■ Task item
Quote the entries below from the line with "and atoms |" through the line with "spin polarisation |", both ends included, and only those lines.

■ Data listing
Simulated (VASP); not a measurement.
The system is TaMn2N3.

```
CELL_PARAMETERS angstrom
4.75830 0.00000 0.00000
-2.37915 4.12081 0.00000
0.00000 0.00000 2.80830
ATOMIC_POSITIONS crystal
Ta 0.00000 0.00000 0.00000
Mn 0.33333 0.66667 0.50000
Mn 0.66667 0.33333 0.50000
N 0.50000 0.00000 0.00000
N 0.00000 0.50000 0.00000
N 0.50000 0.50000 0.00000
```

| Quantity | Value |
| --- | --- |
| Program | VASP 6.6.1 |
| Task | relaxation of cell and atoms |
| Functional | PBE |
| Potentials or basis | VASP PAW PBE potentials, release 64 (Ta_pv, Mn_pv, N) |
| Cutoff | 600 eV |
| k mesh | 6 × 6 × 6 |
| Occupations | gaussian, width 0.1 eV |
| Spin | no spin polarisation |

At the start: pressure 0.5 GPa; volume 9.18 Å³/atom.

■ Answer section
| Task | relaxation of cell and atoms |
| Functional | PBE |
| Potentials or basis | VASP PAW PBE potentials, release 64 (Ta_pv, Mn_pv, N) |
| Cutoff | 600 eV |
| k mesh | 6 × 6 × 6 |
| Occupations | gaussian, width 0.1 eV |
| Spin | no spin polarisation |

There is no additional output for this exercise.